RECORDS SUPPLIED -
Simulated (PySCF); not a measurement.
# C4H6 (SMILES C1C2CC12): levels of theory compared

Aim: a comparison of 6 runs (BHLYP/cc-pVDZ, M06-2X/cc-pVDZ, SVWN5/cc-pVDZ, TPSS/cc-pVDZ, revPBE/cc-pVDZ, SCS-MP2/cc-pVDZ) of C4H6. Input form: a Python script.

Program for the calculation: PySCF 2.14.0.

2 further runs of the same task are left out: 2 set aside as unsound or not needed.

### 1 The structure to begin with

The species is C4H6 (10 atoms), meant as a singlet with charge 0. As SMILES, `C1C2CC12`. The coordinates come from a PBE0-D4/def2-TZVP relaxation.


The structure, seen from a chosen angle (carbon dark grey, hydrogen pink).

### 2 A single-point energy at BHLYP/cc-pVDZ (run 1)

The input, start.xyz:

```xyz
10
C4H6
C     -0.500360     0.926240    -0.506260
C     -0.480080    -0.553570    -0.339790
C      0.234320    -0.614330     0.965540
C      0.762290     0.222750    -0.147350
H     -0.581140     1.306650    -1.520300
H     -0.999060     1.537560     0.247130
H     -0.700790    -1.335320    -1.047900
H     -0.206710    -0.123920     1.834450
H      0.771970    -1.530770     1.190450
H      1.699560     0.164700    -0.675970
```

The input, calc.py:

WORK ORDER -
Your answer must be the lines from the first line of the entries above through the line that contains "Aim: a comparison", written out exactly.

WORKED SOLUTION -
Simulated (PySCF); not a measurement.
# C4H6 (SMILES C1C2CC12): levels of theory compared

Aim: a comparison of 6 runs (BHLYP/cc-pVDZ, M06-2X/cc-pVDZ, SVWN5/cc-pVDZ, TPSS/cc-pVDZ, revPBE/cc-pVDZ, SCS-MP2/cc-pVDZ) of C4H6. Input form: a Python script.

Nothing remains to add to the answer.